Take the entries that follow and return exactly the lines from the one holding "Question: Fit an" through the one holding "Pressures at which", both included. Nothing else is needed.

---- DATA EXTRACTS

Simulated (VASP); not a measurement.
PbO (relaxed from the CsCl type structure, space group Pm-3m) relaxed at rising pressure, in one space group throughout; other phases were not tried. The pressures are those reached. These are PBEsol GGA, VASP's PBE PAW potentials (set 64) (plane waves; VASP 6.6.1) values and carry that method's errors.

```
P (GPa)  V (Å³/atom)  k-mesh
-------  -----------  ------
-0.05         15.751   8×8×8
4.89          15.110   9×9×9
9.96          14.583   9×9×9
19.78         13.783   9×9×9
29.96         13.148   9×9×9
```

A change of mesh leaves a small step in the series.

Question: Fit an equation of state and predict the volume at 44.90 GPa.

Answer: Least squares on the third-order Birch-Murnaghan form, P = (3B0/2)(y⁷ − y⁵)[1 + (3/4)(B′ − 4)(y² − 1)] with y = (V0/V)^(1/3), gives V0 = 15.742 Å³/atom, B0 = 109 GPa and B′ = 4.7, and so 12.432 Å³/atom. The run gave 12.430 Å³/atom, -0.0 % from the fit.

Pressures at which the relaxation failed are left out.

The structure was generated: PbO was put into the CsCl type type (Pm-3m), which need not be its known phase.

--------

WRITTEN RESPONSE:
Question: Fit an equation of state and predict the volume at 44.90 GPa.

Answer: Least squares on the third-order Birch-Murnaghan form, P = (3B0/2)(y⁷ − y⁵)[1 + (3/4)(B′ − 4)(y² − 1)] with y = (V0/V)^(1/3), gives V0 = 15.742 Å³/atom, B0 = 109 GPa and B′ = 4.7, and so 12.432 Å³/atom. The run gave 12.430 Å³/atom, -0.0 % from the fit.

Pressures at which the relaxation failed are left out.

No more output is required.